◇ ◇ ◇
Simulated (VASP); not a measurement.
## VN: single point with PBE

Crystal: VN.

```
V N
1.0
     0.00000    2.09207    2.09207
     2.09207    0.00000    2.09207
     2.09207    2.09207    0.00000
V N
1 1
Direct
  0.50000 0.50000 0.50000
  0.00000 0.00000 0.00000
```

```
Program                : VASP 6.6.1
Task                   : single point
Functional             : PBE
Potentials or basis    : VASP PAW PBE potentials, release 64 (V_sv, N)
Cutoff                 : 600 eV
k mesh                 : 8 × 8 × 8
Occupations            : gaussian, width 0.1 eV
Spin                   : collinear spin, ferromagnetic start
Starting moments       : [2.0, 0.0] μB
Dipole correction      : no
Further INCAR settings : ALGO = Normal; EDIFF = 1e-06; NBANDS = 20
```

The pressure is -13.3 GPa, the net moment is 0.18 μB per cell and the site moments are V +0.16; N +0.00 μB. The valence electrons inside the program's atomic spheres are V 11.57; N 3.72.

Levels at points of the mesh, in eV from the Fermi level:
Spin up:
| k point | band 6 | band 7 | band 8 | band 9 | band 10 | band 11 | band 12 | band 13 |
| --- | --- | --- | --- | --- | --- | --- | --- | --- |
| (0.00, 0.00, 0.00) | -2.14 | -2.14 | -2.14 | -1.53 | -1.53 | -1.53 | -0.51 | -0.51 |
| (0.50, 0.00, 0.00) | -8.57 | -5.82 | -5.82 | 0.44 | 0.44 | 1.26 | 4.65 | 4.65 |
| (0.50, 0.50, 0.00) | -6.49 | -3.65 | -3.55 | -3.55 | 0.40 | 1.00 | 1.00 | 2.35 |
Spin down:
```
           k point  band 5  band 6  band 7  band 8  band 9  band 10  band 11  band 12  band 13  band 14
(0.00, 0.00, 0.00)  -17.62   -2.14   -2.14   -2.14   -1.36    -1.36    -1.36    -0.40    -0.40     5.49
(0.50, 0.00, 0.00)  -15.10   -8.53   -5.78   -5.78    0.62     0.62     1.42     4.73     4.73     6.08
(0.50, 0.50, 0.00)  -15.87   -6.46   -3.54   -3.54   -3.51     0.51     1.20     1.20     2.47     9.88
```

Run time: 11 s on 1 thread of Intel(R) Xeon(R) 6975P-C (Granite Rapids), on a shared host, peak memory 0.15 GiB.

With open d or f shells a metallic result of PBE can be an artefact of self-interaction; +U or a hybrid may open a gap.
◇ ◇ ◇

Assignment -
Return a word-for-word copy of the lines above from the one holding "Levels at points" through the one holding "-0.51 | -0.51 |", with both of them included and nothing besides.

Answer space -
Levels at points of the mesh, in eV from the Fermi level:
Spin up:
| k point | band 6 | band 7 | band 8 | band 9 | band 10 | band 11 | band 12 | band 13 |
| --- | --- | --- | --- | --- | --- | --- | --- | --- |
| (0.00, 0.00, 0.00) | -2.14 | -2.14 | -2.14 | -1.53 | -1.53 | -1.53 | -0.51 | -0.51 |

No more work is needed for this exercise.